◆ **Task item**:
Each record is to be printed exactly as given, down to the last mark.

━━ Data

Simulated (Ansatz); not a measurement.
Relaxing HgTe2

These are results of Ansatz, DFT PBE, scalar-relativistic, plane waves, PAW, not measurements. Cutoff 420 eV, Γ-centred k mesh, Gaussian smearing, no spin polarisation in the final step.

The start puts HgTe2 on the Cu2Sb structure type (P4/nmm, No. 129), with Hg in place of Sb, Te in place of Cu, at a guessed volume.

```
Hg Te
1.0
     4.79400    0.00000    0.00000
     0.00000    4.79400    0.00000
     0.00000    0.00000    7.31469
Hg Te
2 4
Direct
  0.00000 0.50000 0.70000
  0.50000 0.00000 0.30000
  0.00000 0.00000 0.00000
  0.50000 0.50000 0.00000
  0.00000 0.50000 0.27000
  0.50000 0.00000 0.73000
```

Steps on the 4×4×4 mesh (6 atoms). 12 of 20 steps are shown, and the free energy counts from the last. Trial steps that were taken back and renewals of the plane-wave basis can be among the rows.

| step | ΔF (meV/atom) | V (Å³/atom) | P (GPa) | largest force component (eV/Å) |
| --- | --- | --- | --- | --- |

━━━━

◆ **Response box**:
Simulated (Ansatz); not a measurement.
Relaxing HgTe2

These are results of Ansatz, DFT PBE, scalar-relativistic, plane waves, PAW, not measurements. Cutoff 420 eV, Γ-centred k mesh, Gaussian smearing, no spin polarisation in the final step.

The start puts HgTe2 on the Cu2Sb structure type (P4/nmm, No. 129), with Hg in place of Sb, Te in place of Cu, at a guessed volume.

```
Hg Te
1.0
     4.79400    0.00000    0.00000
     0.00000    4.79400    0.00000
     0.00000    0.00000    7.31469
Hg Te
2 4
Direct
  0.00000 0.50000 0.70000
  0.50000 0.00000 0.30000
  0.00000 0.00000 0.00000
  0.50000 0.50000 0.00000
  0.00000 0.50000 0.27000
  0.50000 0.00000 0.73000
```

Steps on the 4×4×4 mesh (6 atoms). 12 of 20 steps are shown, and the free energy counts from the last. Trial steps that were taken back and renewals of the plane-wave basis can be among the rows.

| step | ΔF (meV/atom) | V (Å³/atom) | P (GPa) | largest force component (eV/Å) |
| --- | --- | --- | --- | --- |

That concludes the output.